> Assigned task
Every line from the first one in the listing down to the line with "A k mesh can" should be restated word for word.

[Dataset excerpts — start]

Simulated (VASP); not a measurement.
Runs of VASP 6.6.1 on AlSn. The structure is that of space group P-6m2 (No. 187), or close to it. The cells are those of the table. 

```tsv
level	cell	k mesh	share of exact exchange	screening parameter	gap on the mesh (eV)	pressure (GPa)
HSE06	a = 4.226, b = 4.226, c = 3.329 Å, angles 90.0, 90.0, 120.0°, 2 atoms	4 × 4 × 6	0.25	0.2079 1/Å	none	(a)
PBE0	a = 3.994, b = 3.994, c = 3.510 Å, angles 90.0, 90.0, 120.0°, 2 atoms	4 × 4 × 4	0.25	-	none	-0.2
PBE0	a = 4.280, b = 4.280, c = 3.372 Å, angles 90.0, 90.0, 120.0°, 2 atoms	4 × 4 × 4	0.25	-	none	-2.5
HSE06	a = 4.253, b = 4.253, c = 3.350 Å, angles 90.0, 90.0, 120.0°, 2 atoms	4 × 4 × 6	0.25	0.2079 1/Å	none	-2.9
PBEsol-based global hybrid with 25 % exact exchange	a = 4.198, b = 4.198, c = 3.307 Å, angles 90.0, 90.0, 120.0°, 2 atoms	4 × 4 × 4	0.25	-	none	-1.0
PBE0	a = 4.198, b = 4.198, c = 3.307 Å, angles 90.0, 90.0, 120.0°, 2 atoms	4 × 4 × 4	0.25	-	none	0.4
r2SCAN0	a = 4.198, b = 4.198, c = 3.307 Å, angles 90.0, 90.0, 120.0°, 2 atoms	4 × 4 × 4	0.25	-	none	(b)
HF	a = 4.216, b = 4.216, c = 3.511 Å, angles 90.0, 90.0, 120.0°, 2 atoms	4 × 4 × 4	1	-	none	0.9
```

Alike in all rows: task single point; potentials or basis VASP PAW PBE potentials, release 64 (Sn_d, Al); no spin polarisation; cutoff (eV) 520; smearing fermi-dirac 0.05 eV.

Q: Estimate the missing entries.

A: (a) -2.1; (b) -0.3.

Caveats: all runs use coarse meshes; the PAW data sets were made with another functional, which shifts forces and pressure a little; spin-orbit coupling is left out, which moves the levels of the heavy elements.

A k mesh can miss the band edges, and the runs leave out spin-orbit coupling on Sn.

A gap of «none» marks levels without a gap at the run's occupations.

[Dataset excerpts — finish]

> Answer section
Simulated (VASP); not a measurement.
Runs of VASP 6.6.1 on AlSn. The structure is that of space group P-6m2 (No. 187), or close to it. The cells are those of the table. 

```tsv
level	cell	k mesh	share of exact exchange	screening parameter	gap on the mesh (eV)	pressure (GPa)
HSE06	a = 4.226, b = 4.226, c = 3.329 Å, angles 90.0, 90.0, 120.0°, 2 atoms	4 × 4 × 6	0.25	0.2079 1/Å	none	(a)
PBE0	a = 3.994, b = 3.994, c = 3.510 Å, angles 90.0, 90.0, 120.0°, 2 atoms	4 × 4 × 4	0.25	-	none	-0.2
PBE0	a = 4.280, b = 4.280, c = 3.372 Å, angles 90.0, 90.0, 120.0°, 2 atoms	4 × 4 × 4	0.25	-	none	-2.5
HSE06	a = 4.253, b = 4.253, c = 3.350 Å, angles 90.0, 90.0, 120.0°, 2 atoms	4 × 4 × 6	0.25	0.2079 1/Å	none	-2.9
PBEsol-based global hybrid with 25 % exact exchange	a = 4.198, b = 4.198, c = 3.307 Å, angles 90.0, 90.0, 120.0°, 2 atoms	4 × 4 × 4	0.25	-	none	-1.0
PBE0	a = 4.198, b = 4.198, c = 3.307 Å, angles 90.0, 90.0, 120.0°, 2 atoms	4 × 4 × 4	0.25	-	none	0.4
r2SCAN0	a = 4.198, b = 4.198, c = 3.307 Å, angles 90.0, 90.0, 120.0°, 2 atoms	4 × 4 × 4	0.25	-	none	(b)
HF	a = 4.216, b = 4.216, c = 3.511 Å, angles 90.0, 90.0, 120.0°, 2 atoms	4 × 4 × 4	1	-	none	0.9
```

Alike in all rows: task single point; potentials or basis VASP PAW PBE potentials, release 64 (Sn_d, Al); no spin polarisation; cutoff (eV) 520; smearing fermi-dirac 0.05 eV.

Q: Estimate the missing entries.

A: (a) -2.1; (b) -0.3.

Caveats: all runs use coarse meshes; the PAW data sets were made with another functional, which shifts forces and pressure a little; spin-orbit coupling is left out, which moves the levels of the heavy elements.

A k mesh can miss the band edges, and the runs leave out spin-orbit coupling on Sn.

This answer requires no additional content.